### Information supplied
==========

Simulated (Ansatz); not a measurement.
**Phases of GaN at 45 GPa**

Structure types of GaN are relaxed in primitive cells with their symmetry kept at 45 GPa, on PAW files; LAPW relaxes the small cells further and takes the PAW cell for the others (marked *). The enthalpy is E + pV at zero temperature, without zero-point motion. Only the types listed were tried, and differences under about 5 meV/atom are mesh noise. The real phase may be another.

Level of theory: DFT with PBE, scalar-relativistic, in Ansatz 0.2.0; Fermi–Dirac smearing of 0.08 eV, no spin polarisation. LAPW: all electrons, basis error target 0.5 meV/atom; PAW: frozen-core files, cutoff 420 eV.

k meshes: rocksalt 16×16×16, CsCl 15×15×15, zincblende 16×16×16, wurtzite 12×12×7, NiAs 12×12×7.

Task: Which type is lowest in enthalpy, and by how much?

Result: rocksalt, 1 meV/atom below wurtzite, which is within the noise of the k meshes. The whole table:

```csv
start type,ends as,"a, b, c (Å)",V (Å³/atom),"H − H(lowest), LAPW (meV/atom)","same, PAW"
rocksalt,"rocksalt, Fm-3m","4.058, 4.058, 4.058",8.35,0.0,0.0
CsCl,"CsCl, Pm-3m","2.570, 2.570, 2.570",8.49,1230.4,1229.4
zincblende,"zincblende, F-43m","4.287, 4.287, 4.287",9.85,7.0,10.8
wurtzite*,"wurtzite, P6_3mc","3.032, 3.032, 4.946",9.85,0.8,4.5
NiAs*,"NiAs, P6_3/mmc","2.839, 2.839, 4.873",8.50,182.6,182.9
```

==========

### Action item
Exactly as written, repeat each line from the beginning of the data above to the line containing "at 45 GPa**", inclusive.

### Answer section
Simulated (Ansatz); not a measurement.
**Phases of GaN at 45 GPa**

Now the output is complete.